- WORK TASK
Take the lines from the beginning of the data below through the line holding "12 × 12 × 6 |" and return exactly those.

- EXTRACTED INFORMATION
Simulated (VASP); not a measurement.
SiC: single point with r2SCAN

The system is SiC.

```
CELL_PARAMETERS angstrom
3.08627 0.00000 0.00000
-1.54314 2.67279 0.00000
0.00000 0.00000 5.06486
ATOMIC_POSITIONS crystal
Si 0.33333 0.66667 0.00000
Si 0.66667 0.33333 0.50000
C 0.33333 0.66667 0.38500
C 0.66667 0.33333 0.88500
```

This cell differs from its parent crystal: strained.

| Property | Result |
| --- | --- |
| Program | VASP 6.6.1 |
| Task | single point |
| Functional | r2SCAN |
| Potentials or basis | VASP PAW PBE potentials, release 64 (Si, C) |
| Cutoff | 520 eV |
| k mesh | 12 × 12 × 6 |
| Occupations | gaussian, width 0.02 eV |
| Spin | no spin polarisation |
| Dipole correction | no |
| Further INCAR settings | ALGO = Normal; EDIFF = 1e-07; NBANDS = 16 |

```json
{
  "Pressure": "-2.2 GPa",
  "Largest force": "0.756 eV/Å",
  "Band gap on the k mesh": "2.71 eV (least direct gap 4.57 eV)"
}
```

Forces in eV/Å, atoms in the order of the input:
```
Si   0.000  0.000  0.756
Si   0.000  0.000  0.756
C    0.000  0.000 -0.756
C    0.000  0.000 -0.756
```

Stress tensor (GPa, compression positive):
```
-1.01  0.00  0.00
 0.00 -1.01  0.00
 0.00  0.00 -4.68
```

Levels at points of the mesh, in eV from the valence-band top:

- EXPECTED ANSWER
Simulated (VASP); not a measurement.
SiC: single point with r2SCAN

The system is SiC.

```
CELL_PARAMETERS angstrom
3.08627 0.00000 0.00000
-1.54314 2.67279 0.00000
0.00000 0.00000 5.06486
ATOMIC_POSITIONS crystal
Si 0.33333 0.66667 0.00000
Si 0.66667 0.33333 0.50000
C 0.33333 0.66667 0.38500
C 0.66667 0.33333 0.88500
```

This cell differs from its parent crystal: strained.

| Property | Result |
| --- | --- |
| Program | VASP 6.6.1 |
| Task | single point |
| Functional | r2SCAN |
| Potentials or basis | VASP PAW PBE potentials, release 64 (Si, C) |
| Cutoff | 520 eV |
| k mesh | 12 × 12 × 6 |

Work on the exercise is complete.